• _Data for review_:
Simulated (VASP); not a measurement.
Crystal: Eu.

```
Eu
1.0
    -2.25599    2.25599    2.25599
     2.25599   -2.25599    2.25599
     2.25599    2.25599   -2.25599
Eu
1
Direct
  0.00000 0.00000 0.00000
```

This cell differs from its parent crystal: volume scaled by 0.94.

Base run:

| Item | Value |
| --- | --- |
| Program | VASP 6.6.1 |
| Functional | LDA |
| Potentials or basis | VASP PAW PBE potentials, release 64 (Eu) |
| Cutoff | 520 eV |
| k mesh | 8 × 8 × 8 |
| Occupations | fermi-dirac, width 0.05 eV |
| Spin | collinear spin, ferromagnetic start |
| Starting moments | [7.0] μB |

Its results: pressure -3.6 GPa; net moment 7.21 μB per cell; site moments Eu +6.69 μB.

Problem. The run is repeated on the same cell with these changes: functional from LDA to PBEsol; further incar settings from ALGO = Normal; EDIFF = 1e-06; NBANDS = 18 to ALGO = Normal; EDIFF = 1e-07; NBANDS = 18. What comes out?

• _Exercise_:
All the records, as written, must be given again.

• _Exercise result_:
Simulated (VASP); not a measurement.
Crystal: Eu.

```
Eu
1.0
    -2.25599    2.25599    2.25599
     2.25599   -2.25599    2.25599
     2.25599    2.25599   -2.25599
Eu
1
Direct
  0.00000 0.00000 0.00000
```

This cell differs from its parent crystal: volume scaled by 0.94.

Base run:

| Item | Value |
| --- | --- |
| Program | VASP 6.6.1 |
| Functional | LDA |
| Potentials or basis | VASP PAW PBE potentials, release 64 (Eu) |
| Cutoff | 520 eV |
| k mesh | 8 × 8 × 8 |
| Occupations | fermi-dirac, width 0.05 eV |
| Spin | collinear spin, ferromagnetic start |
| Starting moments | [7.0] μB |

Its results: pressure -3.6 GPa; net moment 7.21 μB per cell; site moments Eu +6.69 μB.

Problem. The run is repeated on the same cell with these changes: functional from LDA to PBEsol; further incar settings from ALGO = Normal; EDIFF = 1e-06; NBANDS = 18 to ALGO = Normal; EDIFF = 1e-07; NBANDS = 18. What comes out?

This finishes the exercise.